(Records shown)
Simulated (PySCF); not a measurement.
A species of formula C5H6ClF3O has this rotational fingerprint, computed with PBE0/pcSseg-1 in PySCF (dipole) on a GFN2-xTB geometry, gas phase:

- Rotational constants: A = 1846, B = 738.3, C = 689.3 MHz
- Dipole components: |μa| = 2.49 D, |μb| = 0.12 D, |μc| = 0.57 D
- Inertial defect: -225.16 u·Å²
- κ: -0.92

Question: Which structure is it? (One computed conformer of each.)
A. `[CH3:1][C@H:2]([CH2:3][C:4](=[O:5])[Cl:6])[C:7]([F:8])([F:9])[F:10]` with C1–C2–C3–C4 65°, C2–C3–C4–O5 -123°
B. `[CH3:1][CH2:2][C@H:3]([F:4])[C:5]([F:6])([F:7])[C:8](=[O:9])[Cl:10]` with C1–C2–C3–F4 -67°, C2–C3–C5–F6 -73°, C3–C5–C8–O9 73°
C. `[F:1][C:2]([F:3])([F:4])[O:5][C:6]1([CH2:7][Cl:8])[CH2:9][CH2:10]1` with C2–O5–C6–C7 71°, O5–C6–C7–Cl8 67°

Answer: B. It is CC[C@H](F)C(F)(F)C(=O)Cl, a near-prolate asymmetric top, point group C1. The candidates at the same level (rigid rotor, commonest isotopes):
(End Records shown)

* **Work instruction**
Retype all the material exactly as shown.

* **Reply**
Simulated (PySCF); not a measurement.
A species of formula C5H6ClF3O has this rotational fingerprint, computed with PBE0/pcSseg-1 in PySCF (dipole) on a GFN2-xTB geometry, gas phase:

- Rotational constants: A = 1846, B = 738.3, C = 689.3 MHz
- Dipole components: |μa| = 2.49 D, |μb| = 0.12 D, |μc| = 0.57 D
- Inertial defect: -225.16 u·Å²
- κ: -0.92

Question: Which structure is it? (One computed conformer of each.)
A. `[CH3:1][C@H:2]([CH2:3][C:4](=[O:5])[Cl:6])[C:7]([F:8])([F:9])[F:10]` with C1–C2–C3–C4 65°, C2–C3–C4–O5 -123°
B. `[CH3:1][CH2:2][C@H:3]([F:4])[C:5]([F:6])([F:7])[C:8](=[O:9])[Cl:10]` with C1–C2–C3–F4 -67°, C2–C3–C5–F6 -73°, C3–C5–C8–O9 73°
C. `[F:1][C:2]([F:3])([F:4])[O:5][C:6]1([CH2:7][Cl:8])[CH2:9][CH2:10]1` with C2–O5–C6–C7 71°, O5–C6–C7–Cl8 67°

Answer: B. It is CC[C@H](F)C(F)(F)C(=O)Cl, a near-prolate asymmetric top, point group C1. The candidates at the same level (rigid rotor, commonest isotopes):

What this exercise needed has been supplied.